**Supplied material:**
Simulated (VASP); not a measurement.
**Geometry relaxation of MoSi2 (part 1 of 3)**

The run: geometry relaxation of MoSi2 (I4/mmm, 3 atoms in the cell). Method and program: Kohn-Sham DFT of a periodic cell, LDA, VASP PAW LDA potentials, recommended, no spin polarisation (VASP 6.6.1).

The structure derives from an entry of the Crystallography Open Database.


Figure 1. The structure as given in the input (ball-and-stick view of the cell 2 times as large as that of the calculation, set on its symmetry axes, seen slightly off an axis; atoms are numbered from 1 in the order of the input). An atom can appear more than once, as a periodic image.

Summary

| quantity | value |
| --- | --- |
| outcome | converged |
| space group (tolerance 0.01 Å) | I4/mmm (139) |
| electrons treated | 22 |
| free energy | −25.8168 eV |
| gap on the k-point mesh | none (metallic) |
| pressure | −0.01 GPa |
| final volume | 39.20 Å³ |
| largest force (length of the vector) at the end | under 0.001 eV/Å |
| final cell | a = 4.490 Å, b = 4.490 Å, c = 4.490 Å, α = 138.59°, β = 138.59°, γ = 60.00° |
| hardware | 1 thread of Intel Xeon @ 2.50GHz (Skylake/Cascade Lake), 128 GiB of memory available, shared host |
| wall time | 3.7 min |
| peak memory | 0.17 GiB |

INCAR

**Assigned task:**
From the first line to the last, please quote the material above exactly.

**Response:**
Simulated (VASP); not a measurement.
**Geometry relaxation of MoSi2 (part 1 of 3)**

The run: geometry relaxation of MoSi2 (I4/mmm, 3 atoms in the cell). Method and program: Kohn-Sham DFT of a periodic cell, LDA, VASP PAW LDA potentials, recommended, no spin polarisation (VASP 6.6.1).

The structure derives from an entry of the Crystallography Open Database.


Figure 1. The structure as given in the input (ball-and-stick view of the cell 2 times as large as that of the calculation, set on its symmetry axes, seen slightly off an axis; atoms are numbered from 1 in the order of the input). An atom can appear more than once, as a periodic image.

Summary

| quantity | value |
| --- | --- |
| outcome | converged |
| space group (tolerance 0.01 Å) | I4/mmm (139) |
| electrons treated | 22 |
| free energy | −25.8168 eV |
| gap on the k-point mesh | none (metallic) |
| pressure | −0.01 GPa |
| final volume | 39.20 Å³ |
| largest force (length of the vector) at the end | under 0.001 eV/Å |
| final cell | a = 4.490 Å, b = 4.490 Å, c = 4.490 Å, α = 138.59°, β = 138.59°, γ = 60.00° |
| hardware | 1 thread of Intel Xeon @ 2.50GHz (Skylake/Cascade Lake), 128 GiB of memory available, shared host |
| wall time | 3.7 min |
| peak memory | 0.17 GiB |

INCAR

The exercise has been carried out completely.